◆ **ACTION ITEM**
Retype the records that follow, every line exactly as written.

□ □ □ □ □
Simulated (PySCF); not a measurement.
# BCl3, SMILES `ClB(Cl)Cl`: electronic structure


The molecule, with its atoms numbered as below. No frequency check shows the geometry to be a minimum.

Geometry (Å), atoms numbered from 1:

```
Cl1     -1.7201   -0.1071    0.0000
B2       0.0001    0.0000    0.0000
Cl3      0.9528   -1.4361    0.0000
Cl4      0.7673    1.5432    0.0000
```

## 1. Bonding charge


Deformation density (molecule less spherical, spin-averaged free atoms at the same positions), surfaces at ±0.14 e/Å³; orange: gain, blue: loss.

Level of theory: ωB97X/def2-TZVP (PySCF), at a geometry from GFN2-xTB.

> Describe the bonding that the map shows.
□ □ □ □ □

◆ **SOLUTION**
Simulated (PySCF); not a measurement.
# BCl3, SMILES `ClB(Cl)Cl`: electronic structure


The molecule, with its atoms numbered as below. No frequency check shows the geometry to be a minimum.

Geometry (Å), atoms numbered from 1:

```
Cl1     -1.7201   -0.1071    0.0000
B2       0.0001    0.0000    0.0000
Cl3      0.9528   -1.4361    0.0000
Cl4      0.7673    1.5432    0.0000
```

## 1. Bonding charge


Deformation density (molecule less spherical, spin-averaged free atoms at the same positions), surfaces at ±0.14 e/Å³; orange: gain, blue: loss.

Level of theory: ωB97X/def2-TZVP (PySCF), at a geometry from GFN2-xTB.

> Describe the bonding that the map shows.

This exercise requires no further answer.